━━ DATA EXCERPTS ━━

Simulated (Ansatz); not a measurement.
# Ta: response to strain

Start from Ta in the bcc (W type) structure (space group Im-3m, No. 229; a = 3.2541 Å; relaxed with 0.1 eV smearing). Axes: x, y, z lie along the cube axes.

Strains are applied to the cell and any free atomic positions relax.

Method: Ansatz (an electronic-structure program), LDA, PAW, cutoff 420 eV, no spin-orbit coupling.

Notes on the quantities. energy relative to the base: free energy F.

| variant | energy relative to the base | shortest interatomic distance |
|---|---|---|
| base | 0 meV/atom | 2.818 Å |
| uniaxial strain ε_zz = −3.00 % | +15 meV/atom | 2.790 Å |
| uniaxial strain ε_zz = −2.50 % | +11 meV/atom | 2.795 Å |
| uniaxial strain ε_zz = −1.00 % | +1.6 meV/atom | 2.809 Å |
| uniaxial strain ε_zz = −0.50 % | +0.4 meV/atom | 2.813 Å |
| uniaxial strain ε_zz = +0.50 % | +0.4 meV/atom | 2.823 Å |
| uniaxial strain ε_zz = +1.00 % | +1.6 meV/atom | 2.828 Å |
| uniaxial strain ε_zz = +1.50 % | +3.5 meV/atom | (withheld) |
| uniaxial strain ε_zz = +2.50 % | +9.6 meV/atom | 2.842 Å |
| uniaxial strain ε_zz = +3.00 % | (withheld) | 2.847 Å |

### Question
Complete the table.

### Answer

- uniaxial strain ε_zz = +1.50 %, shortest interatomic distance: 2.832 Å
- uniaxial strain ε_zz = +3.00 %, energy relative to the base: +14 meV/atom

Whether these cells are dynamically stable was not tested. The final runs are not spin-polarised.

━━━

## ACTIVITY
Above this task is a listing. Restate, word for word and with nothing added, the lines from the one with "meV/atom | 2.813 Å |" through the one with "- uniaxial strain ε_zz = +3.00".

## EXERCISE SOLUTION
| uniaxial strain ε_zz = −0.50 % | +0.4 meV/atom | 2.813 Å |
| uniaxial strain ε_zz = +0.50 % | +0.4 meV/atom | 2.823 Å |
| uniaxial strain ε_zz = +1.00 % | +1.6 meV/atom | 2.828 Å |
| uniaxial strain ε_zz = +1.50 % | +3.5 meV/atom | (withheld) |
| uniaxial strain ε_zz = +2.50 % | +9.6 meV/atom | 2.842 Å |
| uniaxial strain ε_zz = +3.00 % | (withheld) | 2.847 Å |

### Question
Complete the table.

### Answer

- uniaxial strain ε_zz = +1.50 %, shortest interatomic distance: 2.832 Å
- uniaxial strain ε_zz = +3.00 %, energy relative to the base: +14 meV/atom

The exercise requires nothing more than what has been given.